> _WORK ITEM_:
Restate all of the entries exactly, each line as it stands.

> _SUPPLIED INFORMATION_:
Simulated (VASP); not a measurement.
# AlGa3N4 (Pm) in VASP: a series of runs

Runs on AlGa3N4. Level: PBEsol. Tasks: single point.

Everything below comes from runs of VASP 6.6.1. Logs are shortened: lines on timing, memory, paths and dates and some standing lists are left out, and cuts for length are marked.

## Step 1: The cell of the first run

> _REPLY_:
Simulated (VASP); not a measurement.
# AlGa3N4 (Pm) in VASP: a series of runs

Runs on AlGa3N4. Level: PBEsol. Tasks: single point.

Everything below comes from runs of VASP 6.6.1. Logs are shortened: lines on timing, memory, paths and dates and some standing lists are left out, and cuts for length are marked.

## Step 1: The cell of the first run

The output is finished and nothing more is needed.